REQUIREMENT:
Up to and including the line containing "Start, a step", set down each line of the entries below exactly, starting from the first, and leave out the rest.

========

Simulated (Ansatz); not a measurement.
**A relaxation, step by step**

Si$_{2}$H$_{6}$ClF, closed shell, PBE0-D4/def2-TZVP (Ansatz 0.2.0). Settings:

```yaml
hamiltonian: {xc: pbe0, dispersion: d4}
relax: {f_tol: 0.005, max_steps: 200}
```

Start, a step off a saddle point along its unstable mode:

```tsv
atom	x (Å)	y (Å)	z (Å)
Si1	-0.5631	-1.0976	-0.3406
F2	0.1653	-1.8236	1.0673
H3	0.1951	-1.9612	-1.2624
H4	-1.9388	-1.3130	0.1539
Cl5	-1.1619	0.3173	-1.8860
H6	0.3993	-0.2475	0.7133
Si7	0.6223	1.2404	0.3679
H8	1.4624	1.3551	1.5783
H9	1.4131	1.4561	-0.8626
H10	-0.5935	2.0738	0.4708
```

========

WRITTEN REPLY:
Simulated (Ansatz); not a measurement.
**A relaxation, step by step**

Si$_{2}$H$_{6}$ClF, closed shell, PBE0-D4/def2-TZVP (Ansatz 0.2.0). Settings:

```yaml
hamiltonian: {xc: pbe0, dispersion: d4}
relax: {f_tol: 0.005, max_steps: 200}
```

Start, a step off a saddle point along its unstable mode:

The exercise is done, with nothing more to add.